→ WORK TASK:
In full and word for word, copy the records that follow.

→ SUPPLIED ENTRIES:
───

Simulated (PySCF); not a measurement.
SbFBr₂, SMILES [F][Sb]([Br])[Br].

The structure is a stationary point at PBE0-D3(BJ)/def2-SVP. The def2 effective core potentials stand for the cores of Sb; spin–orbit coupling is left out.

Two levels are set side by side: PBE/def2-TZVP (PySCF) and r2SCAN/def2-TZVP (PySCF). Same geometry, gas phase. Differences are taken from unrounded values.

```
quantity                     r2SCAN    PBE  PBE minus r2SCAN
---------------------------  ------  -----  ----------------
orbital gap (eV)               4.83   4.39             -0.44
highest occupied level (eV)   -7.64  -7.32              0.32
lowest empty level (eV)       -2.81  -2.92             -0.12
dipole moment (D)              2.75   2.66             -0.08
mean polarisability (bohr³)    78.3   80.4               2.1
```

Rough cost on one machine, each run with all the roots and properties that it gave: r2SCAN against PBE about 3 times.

───

→ EXPECTED ANSWER:
Simulated (PySCF); not a measurement.
SbFBr₂, SMILES [F][Sb]([Br])[Br].

The structure is a stationary point at PBE0-D3(BJ)/def2-SVP. The def2 effective core potentials stand for the cores of Sb; spin–orbit coupling is left out.

Two levels are set side by side: PBE/def2-TZVP (PySCF) and r2SCAN/def2-TZVP (PySCF). Same geometry, gas phase. Differences are taken from unrounded values.

```
quantity                     r2SCAN    PBE  PBE minus r2SCAN
---------------------------  ------  -----  ----------------
orbital gap (eV)               4.83   4.39             -0.44
highest occupied level (eV)   -7.64  -7.32              0.32
lowest empty level (eV)       -2.81  -2.92             -0.12
dipole moment (D)              2.75   2.66             -0.08
mean polarisability (bohr³)    78.3   80.4               2.1
```

Rough cost on one machine, each run with all the roots and properties that it gave: r2SCAN against PBE about 3 times.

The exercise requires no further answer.